Requirement:
Only one stretch of the listing below is wanted. Begin at the line that has "Q: The run is", stop after the line that has "A: Band gap", and repeat every line in between exactly.

=== Section Start ===

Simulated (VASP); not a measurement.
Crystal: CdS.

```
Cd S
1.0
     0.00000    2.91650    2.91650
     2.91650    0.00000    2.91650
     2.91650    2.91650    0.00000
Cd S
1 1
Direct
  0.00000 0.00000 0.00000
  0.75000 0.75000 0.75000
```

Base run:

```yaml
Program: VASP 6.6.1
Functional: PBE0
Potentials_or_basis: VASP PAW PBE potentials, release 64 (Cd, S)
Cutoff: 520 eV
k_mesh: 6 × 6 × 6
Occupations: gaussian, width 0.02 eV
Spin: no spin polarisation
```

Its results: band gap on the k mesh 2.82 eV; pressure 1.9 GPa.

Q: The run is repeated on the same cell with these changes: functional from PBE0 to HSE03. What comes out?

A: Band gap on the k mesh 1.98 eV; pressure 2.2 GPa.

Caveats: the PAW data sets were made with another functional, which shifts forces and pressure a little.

=== Section End ===

Solution:
Q: The run is repeated on the same cell with these changes: functional from PBE0 to HSE03. What comes out?

A: Band gap on the k mesh 1.98 eV; pressure 2.2 GPa.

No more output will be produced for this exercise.